- Action item -
Everything in the listing below needs to be returned word for word.

--- Dataset entries Enclosed Below ---

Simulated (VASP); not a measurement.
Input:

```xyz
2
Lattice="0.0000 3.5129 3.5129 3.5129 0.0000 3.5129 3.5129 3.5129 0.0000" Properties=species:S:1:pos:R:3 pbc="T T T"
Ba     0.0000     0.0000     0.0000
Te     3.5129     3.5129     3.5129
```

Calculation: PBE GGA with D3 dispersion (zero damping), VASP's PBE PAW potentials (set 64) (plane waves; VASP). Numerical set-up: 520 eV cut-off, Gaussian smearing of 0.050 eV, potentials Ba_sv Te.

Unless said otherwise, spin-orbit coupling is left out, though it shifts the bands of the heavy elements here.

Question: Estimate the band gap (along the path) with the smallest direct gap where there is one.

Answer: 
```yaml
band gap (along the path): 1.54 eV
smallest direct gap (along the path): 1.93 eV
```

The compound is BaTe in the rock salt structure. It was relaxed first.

--- End of Enclosed Dataset entries ---

- Response -
Simulated (VASP); not a measurement.
Input:

```xyz
2
Lattice="0.0000 3.5129 3.5129 3.5129 0.0000 3.5129 3.5129 3.5129 0.0000" Properties=species:S:1:pos:R:3 pbc="T T T"
Ba     0.0000     0.0000     0.0000
Te     3.5129     3.5129     3.5129
```

Calculation: PBE GGA with D3 dispersion (zero damping), VASP's PBE PAW potentials (set 64) (plane waves; VASP). Numerical set-up: 520 eV cut-off, Gaussian smearing of 0.050 eV, potentials Ba_sv Te.

Unless said otherwise, spin-orbit coupling is left out, though it shifts the bands of the heavy elements here.

Question: Estimate the band gap (along the path) with the smallest direct gap where there is one.

Answer: 
```yaml
band gap (along the path): 1.54 eV
smallest direct gap (along the path): 1.93 eV
```

The compound is BaTe in the rock salt structure. It was relaxed first.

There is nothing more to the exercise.